☆ ☆ ☆ ☆ ☆ ☆ ☆

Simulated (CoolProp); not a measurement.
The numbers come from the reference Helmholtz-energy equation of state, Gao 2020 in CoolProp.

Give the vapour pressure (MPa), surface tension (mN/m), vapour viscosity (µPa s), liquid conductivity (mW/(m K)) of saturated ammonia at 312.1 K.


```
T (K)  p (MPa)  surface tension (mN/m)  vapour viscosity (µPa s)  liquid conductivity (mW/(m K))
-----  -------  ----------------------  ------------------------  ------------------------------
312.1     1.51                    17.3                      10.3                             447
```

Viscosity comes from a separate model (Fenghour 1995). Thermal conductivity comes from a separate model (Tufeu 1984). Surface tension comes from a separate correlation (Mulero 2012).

☆ ☆ ☆ ☆ ☆ ☆ ☆

## REQUIREMENT
Set down each line exactly as it appears, starting at the top of the data and ending at the line containing "The numbers come", and include no other lines.

## WRITTEN REPLY
Simulated (CoolProp); not a measurement.
The numbers come from the reference Helmholtz-energy equation of state, Gao 2020 in CoolProp.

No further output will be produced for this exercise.